Activity -> Please write out each entry exactly as it appears.

───

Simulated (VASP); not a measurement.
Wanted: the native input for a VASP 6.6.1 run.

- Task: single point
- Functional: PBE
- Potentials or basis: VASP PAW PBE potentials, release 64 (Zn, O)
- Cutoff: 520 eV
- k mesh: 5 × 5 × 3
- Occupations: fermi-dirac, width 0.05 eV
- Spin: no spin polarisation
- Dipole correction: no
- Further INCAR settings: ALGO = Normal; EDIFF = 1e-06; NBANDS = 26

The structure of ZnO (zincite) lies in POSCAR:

───

Solution ->
Simulated (VASP); not a measurement.
Wanted: the native input for a VASP 6.6.1 run.

- Task: single point
- Functional: PBE
- Potentials or basis: VASP PAW PBE potentials, release 64 (Zn, O)
- Cutoff: 520 eV
- k mesh: 5 × 5 × 3
- Occupations: fermi-dirac, width 0.05 eV
- Spin: no spin polarisation
- Dipole correction: no
- Further INCAR settings: ALGO = Normal; EDIFF = 1e-06; NBANDS = 26

The structure of ZnO (zincite) lies in POSCAR:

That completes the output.